Task item: Only the lines below between the ones containing "Alike in both" and "(eV) | none |", inclusive, are to be reproduced, each exactly as it stands.

Recorded data:
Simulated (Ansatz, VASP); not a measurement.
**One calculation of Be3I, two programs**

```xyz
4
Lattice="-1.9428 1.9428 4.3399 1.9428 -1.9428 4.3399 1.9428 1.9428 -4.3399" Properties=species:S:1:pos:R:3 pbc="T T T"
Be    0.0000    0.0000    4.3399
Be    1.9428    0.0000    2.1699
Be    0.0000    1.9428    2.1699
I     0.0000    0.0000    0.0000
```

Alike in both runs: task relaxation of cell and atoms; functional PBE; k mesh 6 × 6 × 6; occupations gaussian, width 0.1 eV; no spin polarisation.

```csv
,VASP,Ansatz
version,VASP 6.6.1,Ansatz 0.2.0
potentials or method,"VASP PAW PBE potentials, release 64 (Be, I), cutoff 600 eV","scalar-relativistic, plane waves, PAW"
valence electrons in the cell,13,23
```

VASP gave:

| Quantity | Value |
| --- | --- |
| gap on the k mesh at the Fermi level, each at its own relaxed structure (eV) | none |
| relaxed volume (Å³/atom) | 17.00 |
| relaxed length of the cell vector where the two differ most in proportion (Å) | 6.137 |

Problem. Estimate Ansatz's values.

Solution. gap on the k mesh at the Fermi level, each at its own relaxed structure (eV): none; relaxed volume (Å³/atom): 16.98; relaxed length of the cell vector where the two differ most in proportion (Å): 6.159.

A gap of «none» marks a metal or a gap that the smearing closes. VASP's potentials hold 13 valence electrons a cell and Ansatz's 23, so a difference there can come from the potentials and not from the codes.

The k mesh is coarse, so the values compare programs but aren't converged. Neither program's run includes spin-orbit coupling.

Response:
Alike in both runs: task relaxation of cell and atoms; functional PBE; k mesh 6 × 6 × 6; occupations gaussian, width 0.1 eV; no spin polarisation.

```csv
,VASP,Ansatz
version,VASP 6.6.1,Ansatz 0.2.0
potentials or method,"VASP PAW PBE potentials, release 64 (Be, I), cutoff 600 eV","scalar-relativistic, plane waves, PAW"
valence electrons in the cell,13,23
```

VASP gave:

| Quantity | Value |
| --- | --- |
| gap on the k mesh at the Fermi level, each at its own relaxed structure (eV) | none |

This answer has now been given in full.